→ RECORD EXTRACTS:
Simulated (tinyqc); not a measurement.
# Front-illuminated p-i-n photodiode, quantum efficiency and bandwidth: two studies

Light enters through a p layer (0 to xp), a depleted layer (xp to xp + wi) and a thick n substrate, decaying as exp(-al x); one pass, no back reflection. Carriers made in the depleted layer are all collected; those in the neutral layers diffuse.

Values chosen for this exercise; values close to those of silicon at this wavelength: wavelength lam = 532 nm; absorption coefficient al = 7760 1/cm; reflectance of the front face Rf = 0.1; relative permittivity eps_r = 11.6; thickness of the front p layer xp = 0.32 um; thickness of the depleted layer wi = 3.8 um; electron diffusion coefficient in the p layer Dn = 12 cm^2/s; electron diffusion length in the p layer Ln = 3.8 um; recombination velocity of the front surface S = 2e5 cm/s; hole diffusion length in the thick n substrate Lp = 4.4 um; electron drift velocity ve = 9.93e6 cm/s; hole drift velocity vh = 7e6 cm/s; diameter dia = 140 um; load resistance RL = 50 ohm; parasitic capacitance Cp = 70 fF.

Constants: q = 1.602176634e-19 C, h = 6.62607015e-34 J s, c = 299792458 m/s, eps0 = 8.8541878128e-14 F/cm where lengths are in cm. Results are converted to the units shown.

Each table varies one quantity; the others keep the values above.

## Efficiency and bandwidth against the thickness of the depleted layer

→ ASSIGNMENT: Exactly as written, transcribe every line shown above.

→ ANSWER BOX:
Simulated (tinyqc); not a measurement.
# Front-illuminated p-i-n photodiode, quantum efficiency and bandwidth: two studies

Light enters through a p layer (0 to xp), a depleted layer (xp to xp + wi) and a thick n substrate, decaying as exp(-al x); one pass, no back reflection. Carriers made in the depleted layer are all collected; those in the neutral layers diffuse.

Values chosen for this exercise; values close to those of silicon at this wavelength: wavelength lam = 532 nm; absorption coefficient al = 7760 1/cm; reflectance of the front face Rf = 0.1; relative permittivity eps_r = 11.6; thickness of the front p layer xp = 0.32 um; thickness of the depleted layer wi = 3.8 um; electron diffusion coefficient in the p layer Dn = 12 cm^2/s; electron diffusion length in the p layer Ln = 3.8 um; recombination velocity of the front surface S = 2e5 cm/s; hole diffusion length in the thick n substrate Lp = 4.4 um; electron drift velocity ve = 9.93e6 cm/s; hole drift velocity vh = 7e6 cm/s; diameter dia = 140 um; load resistance RL = 50 ohm; parasitic capacitance Cp = 70 fF.

Constants: q = 1.602176634e-19 C, h = 6.62607015e-34 J s, c = 299792458 m/s, eps0 = 8.8541878128e-14 F/cm where lengths are in cm. Results are converted to the units shown.

Each table varies one quantity; the others keep the values above.

## Efficiency and bandwidth against the thickness of the depleted layer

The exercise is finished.